====== Record extracts ======

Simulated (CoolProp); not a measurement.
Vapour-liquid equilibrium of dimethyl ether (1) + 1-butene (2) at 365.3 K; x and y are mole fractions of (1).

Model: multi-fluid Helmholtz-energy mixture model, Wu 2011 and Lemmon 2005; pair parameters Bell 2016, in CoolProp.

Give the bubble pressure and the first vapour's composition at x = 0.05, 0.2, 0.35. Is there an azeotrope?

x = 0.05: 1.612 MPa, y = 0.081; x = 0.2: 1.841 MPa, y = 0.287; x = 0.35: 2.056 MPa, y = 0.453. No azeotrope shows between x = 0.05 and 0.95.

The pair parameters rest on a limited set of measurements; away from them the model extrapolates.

======

__Requirement__
Retype all of the records so that every line matches the original exactly.

__Task response__
Simulated (CoolProp); not a measurement.
Vapour-liquid equilibrium of dimethyl ether (1) + 1-butene (2) at 365.3 K; x and y are mole fractions of (1).

Model: multi-fluid Helmholtz-energy mixture model, Wu 2011 and Lemmon 2005; pair parameters Bell 2016, in CoolProp.

Give the bubble pressure and the first vapour's composition at x = 0.05, 0.2, 0.35. Is there an azeotrope?

x = 0.05: 1.612 MPa, y = 0.081; x = 0.2: 1.841 MPa, y = 0.287; x = 0.35: 2.056 MPa, y = 0.453. No azeotrope shows between x = 0.05 and 0.95.

The pair parameters rest on a limited set of measurements; away from them the model extrapolates.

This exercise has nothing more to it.